* [ASSIGNMENT] In your reply, reproduce every line of the data without any alteration.

* [DATASET RECORDS]
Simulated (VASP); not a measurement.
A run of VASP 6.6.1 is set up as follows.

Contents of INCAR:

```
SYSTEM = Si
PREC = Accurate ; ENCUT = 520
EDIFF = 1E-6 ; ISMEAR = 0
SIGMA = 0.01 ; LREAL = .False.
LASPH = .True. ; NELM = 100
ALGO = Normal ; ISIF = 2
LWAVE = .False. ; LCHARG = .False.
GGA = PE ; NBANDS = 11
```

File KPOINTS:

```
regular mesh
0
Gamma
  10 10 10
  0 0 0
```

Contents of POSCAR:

* [EXPECTED ANSWER]
Simulated (VASP); not a measurement.
A run of VASP 6.6.1 is set up as follows.

Contents of INCAR:

```
SYSTEM = Si
PREC = Accurate ; ENCUT = 520
EDIFF = 1E-6 ; ISMEAR = 0
SIGMA = 0.01 ; LREAL = .False.
LASPH = .True. ; NELM = 100
ALGO = Normal ; ISIF = 2
LWAVE = .False. ; LCHARG = .False.
GGA = PE ; NBANDS = 11
```

File KPOINTS:

```
regular mesh
0
Gamma
  10 10 10
  0 0 0
```

Contents of POSCAR:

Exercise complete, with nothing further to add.